**WORK INSTRUCTION**
Your task is to transcribe, without alteration, the lines from the top of the material below through the line bearing "Solution. C, uniaxial", inclusive.

**ENTRIES PROVIDED**
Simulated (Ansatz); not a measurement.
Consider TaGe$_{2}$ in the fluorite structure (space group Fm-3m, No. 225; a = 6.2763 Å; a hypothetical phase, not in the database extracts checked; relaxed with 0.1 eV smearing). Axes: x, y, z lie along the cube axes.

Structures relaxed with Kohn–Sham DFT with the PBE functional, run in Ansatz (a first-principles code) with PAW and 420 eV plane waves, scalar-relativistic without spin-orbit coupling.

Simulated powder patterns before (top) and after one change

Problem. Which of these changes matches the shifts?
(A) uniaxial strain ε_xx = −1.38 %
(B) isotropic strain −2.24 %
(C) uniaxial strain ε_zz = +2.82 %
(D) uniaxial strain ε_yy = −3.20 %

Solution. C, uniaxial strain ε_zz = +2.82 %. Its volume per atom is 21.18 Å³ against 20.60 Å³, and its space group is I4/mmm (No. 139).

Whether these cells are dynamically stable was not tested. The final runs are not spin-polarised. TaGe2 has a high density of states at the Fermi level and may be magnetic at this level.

**YOUR RESPONSE**
Simulated (Ansatz); not a measurement.
Consider TaGe$_{2}$ in the fluorite structure (space group Fm-3m, No. 225; a = 6.2763 Å; a hypothetical phase, not in the database extracts checked; relaxed with 0.1 eV smearing). Axes: x, y, z lie along the cube axes.

Structures relaxed with Kohn–Sham DFT with the PBE functional, run in Ansatz (a first-principles code) with PAW and 420 eV plane waves, scalar-relativistic without spin-orbit coupling.

Simulated powder patterns before (top) and after one change

Problem. Which of these changes matches the shifts?
(A) uniaxial strain ε_xx = −1.38 %
(B) isotropic strain −2.24 %
(C) uniaxial strain ε_zz = +2.82 %
(D) uniaxial strain ε_yy = −3.20 %

Solution. C, uniaxial strain ε_zz = +2.82 %. Its volume per atom is 21.18 Å³ against 20.60 Å³, and its space group is I4/mmm (No. 139).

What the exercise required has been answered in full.